● **Data listing**

────

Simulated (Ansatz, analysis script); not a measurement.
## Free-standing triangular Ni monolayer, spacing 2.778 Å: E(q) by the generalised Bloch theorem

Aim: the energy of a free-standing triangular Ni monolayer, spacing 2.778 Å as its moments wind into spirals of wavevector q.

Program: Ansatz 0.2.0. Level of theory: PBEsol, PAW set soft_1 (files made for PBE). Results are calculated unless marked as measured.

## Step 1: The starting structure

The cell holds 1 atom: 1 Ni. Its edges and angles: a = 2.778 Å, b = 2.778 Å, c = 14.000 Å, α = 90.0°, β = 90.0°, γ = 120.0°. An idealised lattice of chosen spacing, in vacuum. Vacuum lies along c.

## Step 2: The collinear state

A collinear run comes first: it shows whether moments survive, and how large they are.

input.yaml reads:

────

● **Assignment**
Word for word, restate each line of the material.

● **Solution**
Simulated (Ansatz, analysis script); not a measurement.
## Free-standing triangular Ni monolayer, spacing 2.778 Å: E(q) by the generalised Bloch theorem

Aim: the energy of a free-standing triangular Ni monolayer, spacing 2.778 Å as its moments wind into spirals of wavevector q.

Program: Ansatz 0.2.0. Level of theory: PBEsol, PAW set soft_1 (files made for PBE). Results are calculated unless marked as measured.

## Step 1: The starting structure

The cell holds 1 atom: 1 Ni. Its edges and angles: a = 2.778 Å, b = 2.778 Å, c = 14.000 Å, α = 90.0°, β = 90.0°, γ = 120.0°. An idealised lattice of chosen spacing, in vacuum. Vacuum lies along c.

## Step 2: The collinear state

A collinear run comes first: it shows whether moments survive, and how large they are.

input.yaml reads:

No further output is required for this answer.